━━━━━━━━━━━━━━━━━━━━
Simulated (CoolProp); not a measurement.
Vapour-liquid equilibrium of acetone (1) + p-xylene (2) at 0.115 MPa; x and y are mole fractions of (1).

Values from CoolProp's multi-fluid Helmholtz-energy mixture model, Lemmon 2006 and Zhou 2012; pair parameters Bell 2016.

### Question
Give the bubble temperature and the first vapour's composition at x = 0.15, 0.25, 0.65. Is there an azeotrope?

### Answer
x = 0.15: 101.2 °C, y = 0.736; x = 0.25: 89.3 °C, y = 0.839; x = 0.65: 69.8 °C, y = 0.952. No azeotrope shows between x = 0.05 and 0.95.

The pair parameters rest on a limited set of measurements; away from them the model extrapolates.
━━━━━━━━━━━━━━━━━━━━

Starting at the top of the data above, repeat every line exactly until the line containing "x = 0.15: 101.2" has been given, then stop.

Simulated (CoolProp); not a measurement.
Vapour-liquid equilibrium of acetone (1) + p-xylene (2) at 0.115 MPa; x and y are mole fractions of (1).

Values from CoolProp's multi-fluid Helmholtz-energy mixture model, Lemmon 2006 and Zhou 2012; pair parameters Bell 2016.

### Question
Give the bubble temperature and the first vapour's composition at x = 0.15, 0.25, 0.65. Is there an azeotrope?

### Answer
x = 0.15: 101.2 °C, y = 0.736; x = 0.25: 89.3 °C, y = 0.839; x = 0.65: 69.8 °C, y = 0.952. No azeotrope shows between x = 0.05 and 0.95.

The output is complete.